Brief: Up to and including the line with "Born–Oppenheimer molecular dynamics", return every line from the start of the entries below exactly.

◆ ◆ ◆ ◆ ◆ ◆ ◆

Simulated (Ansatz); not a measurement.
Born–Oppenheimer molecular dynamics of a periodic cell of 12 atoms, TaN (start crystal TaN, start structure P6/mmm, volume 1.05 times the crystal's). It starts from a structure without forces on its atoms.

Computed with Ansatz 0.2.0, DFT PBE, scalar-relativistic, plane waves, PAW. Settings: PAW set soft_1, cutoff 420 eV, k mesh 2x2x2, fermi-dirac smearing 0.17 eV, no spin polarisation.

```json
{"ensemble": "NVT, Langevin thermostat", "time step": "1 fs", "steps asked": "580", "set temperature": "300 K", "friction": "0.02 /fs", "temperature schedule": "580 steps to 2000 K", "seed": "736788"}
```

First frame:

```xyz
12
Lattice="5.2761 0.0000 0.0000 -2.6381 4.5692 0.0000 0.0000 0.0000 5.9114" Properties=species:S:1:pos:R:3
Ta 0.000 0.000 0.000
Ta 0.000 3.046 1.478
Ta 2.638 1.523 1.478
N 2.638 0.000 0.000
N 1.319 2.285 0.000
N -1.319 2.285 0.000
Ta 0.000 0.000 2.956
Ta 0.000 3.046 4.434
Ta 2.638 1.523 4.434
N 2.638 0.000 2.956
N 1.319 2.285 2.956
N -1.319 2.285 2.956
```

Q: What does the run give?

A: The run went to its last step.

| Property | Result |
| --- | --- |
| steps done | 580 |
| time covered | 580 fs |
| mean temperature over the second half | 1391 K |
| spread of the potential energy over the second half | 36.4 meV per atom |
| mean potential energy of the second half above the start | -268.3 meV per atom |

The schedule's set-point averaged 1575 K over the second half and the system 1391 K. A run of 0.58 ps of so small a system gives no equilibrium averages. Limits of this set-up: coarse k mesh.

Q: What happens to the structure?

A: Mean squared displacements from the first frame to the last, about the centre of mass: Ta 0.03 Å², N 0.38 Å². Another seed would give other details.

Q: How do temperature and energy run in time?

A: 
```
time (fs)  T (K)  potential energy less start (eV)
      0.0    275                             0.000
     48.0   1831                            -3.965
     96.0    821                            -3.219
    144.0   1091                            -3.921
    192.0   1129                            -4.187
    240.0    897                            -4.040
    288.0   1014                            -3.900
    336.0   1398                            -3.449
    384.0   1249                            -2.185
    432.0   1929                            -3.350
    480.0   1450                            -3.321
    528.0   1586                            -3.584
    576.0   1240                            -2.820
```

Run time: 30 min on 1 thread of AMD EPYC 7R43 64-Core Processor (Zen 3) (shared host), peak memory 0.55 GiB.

◆ ◆ ◆ ◆ ◆ ◆ ◆

Written response:
Simulated (Ansatz); not a measurement.
Born–Oppenheimer molecular dynamics of a periodic cell of 12 atoms, TaN (start crystal TaN, start structure P6/mmm, volume 1.05 times the crystal's). It starts from a structure without forces on its atoms.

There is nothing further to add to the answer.